§ Work request
Write out the entries below exactly. End with the line that contains "atom of InSe?".

━━━ Records shown
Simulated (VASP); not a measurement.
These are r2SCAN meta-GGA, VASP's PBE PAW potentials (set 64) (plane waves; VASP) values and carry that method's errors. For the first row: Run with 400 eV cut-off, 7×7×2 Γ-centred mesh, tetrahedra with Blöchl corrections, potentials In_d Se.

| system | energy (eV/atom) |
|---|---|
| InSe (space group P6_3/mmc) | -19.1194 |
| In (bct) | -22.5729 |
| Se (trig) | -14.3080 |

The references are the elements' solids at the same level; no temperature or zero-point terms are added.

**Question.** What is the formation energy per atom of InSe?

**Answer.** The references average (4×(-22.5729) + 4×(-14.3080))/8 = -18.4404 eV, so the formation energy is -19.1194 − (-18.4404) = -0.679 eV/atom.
━━━━━━

§ Answer box
Simulated (VASP); not a measurement.
These are r2SCAN meta-GGA, VASP's PBE PAW potentials (set 64) (plane waves; VASP) values and carry that method's errors. For the first row: Run with 400 eV cut-off, 7×7×2 Γ-centred mesh, tetrahedra with Blöchl corrections, potentials In_d Se.

| system | energy (eV/atom) |
|---|---|
| InSe (space group P6_3/mmc) | -19.1194 |
| In (bct) | -22.5729 |
| Se (trig) | -14.3080 |

The references are the elements' solids at the same level; no temperature or zero-point terms are added.

**Question.** What is the formation energy per atom of InSe?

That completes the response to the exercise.